→ Activity: Please reproduce every entry below without omitting a single line.

→ Recorded data:
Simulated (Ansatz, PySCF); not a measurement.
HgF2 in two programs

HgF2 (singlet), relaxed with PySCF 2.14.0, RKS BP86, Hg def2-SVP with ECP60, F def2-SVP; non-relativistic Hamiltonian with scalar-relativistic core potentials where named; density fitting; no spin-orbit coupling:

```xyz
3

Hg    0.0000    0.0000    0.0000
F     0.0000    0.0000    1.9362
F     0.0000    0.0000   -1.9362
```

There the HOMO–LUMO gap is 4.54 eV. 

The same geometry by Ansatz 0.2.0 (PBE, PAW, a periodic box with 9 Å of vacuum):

→ Exercise output:
Simulated (Ansatz, PySCF); not a measurement.
HgF2 in two programs

HgF2 (singlet), relaxed with PySCF 2.14.0, RKS BP86, Hg def2-SVP with ECP60, F def2-SVP; non-relativistic Hamiltonian with scalar-relativistic core potentials where named; density fitting; no spin-orbit coupling:

```xyz
3

Hg    0.0000    0.0000    0.0000
F     0.0000    0.0000    1.9362
F     0.0000    0.0000   -1.9362
```

There the HOMO–LUMO gap is 4.54 eV. 

The same geometry by Ansatz 0.2.0 (PBE, PAW, a periodic box with 9 Å of vacuum):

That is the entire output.